### MATERIAL SHOWN
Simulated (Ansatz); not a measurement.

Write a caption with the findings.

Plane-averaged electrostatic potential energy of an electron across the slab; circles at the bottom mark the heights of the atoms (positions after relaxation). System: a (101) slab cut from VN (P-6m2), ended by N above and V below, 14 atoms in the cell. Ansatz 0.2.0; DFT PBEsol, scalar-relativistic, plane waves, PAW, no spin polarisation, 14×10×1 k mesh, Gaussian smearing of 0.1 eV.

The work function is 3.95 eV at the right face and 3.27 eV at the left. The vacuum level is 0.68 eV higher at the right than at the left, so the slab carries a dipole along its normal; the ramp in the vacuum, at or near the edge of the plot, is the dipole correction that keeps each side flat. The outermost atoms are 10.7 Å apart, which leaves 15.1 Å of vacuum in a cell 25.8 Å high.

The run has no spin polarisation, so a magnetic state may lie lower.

### WORK ORDER
Transcribe all of the material exactly as it appears.

### TASK OUTPUT
Simulated (Ansatz); not a measurement.

Write a caption with the findings.

Plane-averaged electrostatic potential energy of an electron across the slab; circles at the bottom mark the heights of the atoms (positions after relaxation). System: a (101) slab cut from VN (P-6m2), ended by N above and V below, 14 atoms in the cell. Ansatz 0.2.0; DFT PBEsol, scalar-relativistic, plane waves, PAW, no spin polarisation, 14×10×1 k mesh, Gaussian smearing of 0.1 eV.

The work function is 3.95 eV at the right face and 3.27 eV at the left. The vacuum level is 0.68 eV higher at the right than at the left, so the slab carries a dipole along its normal; the ramp in the vacuum, at or near the edge of the plot, is the dipole correction that keeps each side flat. The outermost atoms are 10.7 Å apart, which leaves 15.1 Å of vacuum in a cell 25.8 Å high.

The run has no spin polarisation, so a magnetic state may lie lower.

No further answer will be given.